• _EXCERPTED RECORDS_:
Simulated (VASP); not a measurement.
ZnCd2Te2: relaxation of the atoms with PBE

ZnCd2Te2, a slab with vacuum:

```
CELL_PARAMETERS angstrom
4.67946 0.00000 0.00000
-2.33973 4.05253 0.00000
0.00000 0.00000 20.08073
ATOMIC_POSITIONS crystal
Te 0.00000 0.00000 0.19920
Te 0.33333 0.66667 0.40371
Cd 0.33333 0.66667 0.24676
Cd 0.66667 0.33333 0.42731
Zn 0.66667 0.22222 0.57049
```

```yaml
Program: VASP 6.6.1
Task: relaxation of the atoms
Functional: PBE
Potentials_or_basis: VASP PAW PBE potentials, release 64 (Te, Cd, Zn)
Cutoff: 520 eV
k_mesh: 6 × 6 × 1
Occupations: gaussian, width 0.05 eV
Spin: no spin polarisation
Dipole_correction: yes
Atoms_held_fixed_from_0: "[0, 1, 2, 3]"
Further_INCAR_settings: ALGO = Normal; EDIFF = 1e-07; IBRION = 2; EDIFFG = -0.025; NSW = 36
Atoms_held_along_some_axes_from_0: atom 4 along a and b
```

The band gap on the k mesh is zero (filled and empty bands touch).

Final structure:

• _ACTIVITY_: Each line of the data is to be retyped exactly.

• _REPLY_:
Simulated (VASP); not a measurement.
ZnCd2Te2: relaxation of the atoms with PBE

ZnCd2Te2, a slab with vacuum:

```
CELL_PARAMETERS angstrom
4.67946 0.00000 0.00000
-2.33973 4.05253 0.00000
0.00000 0.00000 20.08073
ATOMIC_POSITIONS crystal
Te 0.00000 0.00000 0.19920
Te 0.33333 0.66667 0.40371
Cd 0.33333 0.66667 0.24676
Cd 0.66667 0.33333 0.42731
Zn 0.66667 0.22222 0.57049
```

```yaml
Program: VASP 6.6.1
Task: relaxation of the atoms
Functional: PBE
Potentials_or_basis: VASP PAW PBE potentials, release 64 (Te, Cd, Zn)
Cutoff: 520 eV
k_mesh: 6 × 6 × 1
Occupations: gaussian, width 0.05 eV
Spin: no spin polarisation
Dipole_correction: yes
Atoms_held_fixed_from_0: "[0, 1, 2, 3]"
Further_INCAR_settings: ALGO = Normal; EDIFF = 1e-07; IBRION = 2; EDIFFG = -0.025; NSW = 36
Atoms_held_along_some_axes_from_0: atom 4 along a and b
```

The band gap on the k mesh is zero (filled and empty bands touch).

Final structure:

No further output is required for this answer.